• [Work request]
Repeat the records below line by line, exactly, finishing on the line that contains "GaN (wurtzite, atoms displaced) (calculated)".

• [Material supplied]

- Opening Delimiter -

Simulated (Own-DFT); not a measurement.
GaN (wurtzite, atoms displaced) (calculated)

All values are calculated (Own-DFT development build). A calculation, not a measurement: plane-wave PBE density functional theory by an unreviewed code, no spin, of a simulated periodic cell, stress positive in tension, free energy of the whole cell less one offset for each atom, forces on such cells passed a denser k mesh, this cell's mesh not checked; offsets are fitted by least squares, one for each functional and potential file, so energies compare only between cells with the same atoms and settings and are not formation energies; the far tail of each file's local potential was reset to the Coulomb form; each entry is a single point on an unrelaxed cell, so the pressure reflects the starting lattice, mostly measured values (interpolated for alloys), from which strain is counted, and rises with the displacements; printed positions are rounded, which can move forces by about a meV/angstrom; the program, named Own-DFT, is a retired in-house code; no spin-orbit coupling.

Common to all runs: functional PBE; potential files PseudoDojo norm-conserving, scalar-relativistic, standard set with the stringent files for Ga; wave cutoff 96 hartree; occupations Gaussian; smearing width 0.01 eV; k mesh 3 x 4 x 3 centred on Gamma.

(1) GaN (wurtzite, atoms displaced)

- Closing Delimiter -

• [Task solution]
Simulated (Own-DFT); not a measurement.
GaN (wurtzite, atoms displaced) (calculated)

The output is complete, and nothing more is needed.